▶ _Activity_
Write out the data exactly, every line included.

▶ _Data listing_
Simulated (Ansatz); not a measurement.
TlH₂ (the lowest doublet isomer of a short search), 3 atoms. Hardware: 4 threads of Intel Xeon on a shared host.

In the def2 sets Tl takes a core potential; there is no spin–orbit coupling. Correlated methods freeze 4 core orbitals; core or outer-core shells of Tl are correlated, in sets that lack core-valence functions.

▶ _Task answer_
Simulated (Ansatz); not a measurement.
TlH₂ (the lowest doublet isomer of a short search), 3 atoms. Hardware: 4 threads of Intel Xeon on a shared host.

In the def2 sets Tl takes a core potential; there is no spin–orbit coupling. Correlated methods freeze 4 core orbitals; core or outer-core shells of Tl are correlated, in sets that lack core-valence functions.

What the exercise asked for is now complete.